++++++++++++++++++++
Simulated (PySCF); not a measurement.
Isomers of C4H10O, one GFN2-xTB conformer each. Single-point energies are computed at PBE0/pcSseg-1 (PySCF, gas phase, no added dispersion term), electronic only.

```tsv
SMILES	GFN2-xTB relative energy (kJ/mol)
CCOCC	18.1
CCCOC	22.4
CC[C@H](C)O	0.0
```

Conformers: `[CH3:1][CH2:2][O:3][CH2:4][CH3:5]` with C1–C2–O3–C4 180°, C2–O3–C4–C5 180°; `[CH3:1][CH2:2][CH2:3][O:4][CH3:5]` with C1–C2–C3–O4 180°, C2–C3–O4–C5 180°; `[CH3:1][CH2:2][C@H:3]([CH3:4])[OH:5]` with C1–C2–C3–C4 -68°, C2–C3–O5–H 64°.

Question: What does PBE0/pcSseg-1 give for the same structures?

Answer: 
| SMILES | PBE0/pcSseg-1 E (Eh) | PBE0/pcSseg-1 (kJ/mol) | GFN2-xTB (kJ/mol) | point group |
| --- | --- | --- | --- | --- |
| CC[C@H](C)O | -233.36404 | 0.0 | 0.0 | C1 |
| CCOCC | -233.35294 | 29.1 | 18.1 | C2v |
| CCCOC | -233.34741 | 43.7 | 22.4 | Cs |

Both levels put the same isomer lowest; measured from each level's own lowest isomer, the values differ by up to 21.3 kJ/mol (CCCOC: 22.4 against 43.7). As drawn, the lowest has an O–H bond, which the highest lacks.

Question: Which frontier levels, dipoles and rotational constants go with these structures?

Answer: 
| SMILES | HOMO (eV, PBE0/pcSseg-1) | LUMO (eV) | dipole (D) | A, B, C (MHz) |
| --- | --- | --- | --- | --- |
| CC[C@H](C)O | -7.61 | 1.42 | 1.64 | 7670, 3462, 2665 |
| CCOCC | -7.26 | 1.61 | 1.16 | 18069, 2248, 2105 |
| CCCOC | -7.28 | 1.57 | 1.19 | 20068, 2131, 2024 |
++++++++++++++++++++

Where the line with "2248, 2105 |" ends, your copy should end too; please return exactly the lines from the first line of the data through it.

» **EXERCISE RESULT**
Simulated (PySCF); not a measurement.
Isomers of C4H10O, one GFN2-xTB conformer each. Single-point energies are computed at PBE0/pcSseg-1 (PySCF, gas phase, no added dispersion term), electronic only.

```tsv
SMILES	GFN2-xTB relative energy (kJ/mol)
CCOCC	18.1
CCCOC	22.4
CC[C@H](C)O	0.0
```

Conformers: `[CH3:1][CH2:2][O:3][CH2:4][CH3:5]` with C1–C2–O3–C4 180°, C2–O3–C4–C5 180°; `[CH3:1][CH2:2][CH2:3][O:4][CH3:5]` with C1–C2–C3–O4 180°, C2–C3–O4–C5 180°; `[CH3:1][CH2:2][C@H:3]([CH3:4])[OH:5]` with C1–C2–C3–C4 -68°, C2–C3–O5–H 64°.

Question: What does PBE0/pcSseg-1 give for the same structures?

Answer: 
| SMILES | PBE0/pcSseg-1 E (Eh) | PBE0/pcSseg-1 (kJ/mol) | GFN2-xTB (kJ/mol) | point group |
| --- | --- | --- | --- | --- |
| CC[C@H](C)O | -233.36404 | 0.0 | 0.0 | C1 |
| CCOCC | -233.35294 | 29.1 | 18.1 | C2v |
| CCCOC | -233.34741 | 43.7 | 22.4 | Cs |

Both levels put the same isomer lowest; measured from each level's own lowest isomer, the values differ by up to 21.3 kJ/mol (CCCOC: 22.4 against 43.7). As drawn, the lowest has an O–H bond, which the highest lacks.

Question: Which frontier levels, dipoles and rotational constants go with these structures?

Answer: 
| SMILES | HOMO (eV, PBE0/pcSseg-1) | LUMO (eV) | dipole (D) | A, B, C (MHz) |
| --- | --- | --- | --- | --- |
| CC[C@H](C)O | -7.61 | 1.42 | 1.64 | 7670, 3462, 2665 |
| CCOCC | -7.26 | 1.61 | 1.16 | 18069, 2248, 2105 |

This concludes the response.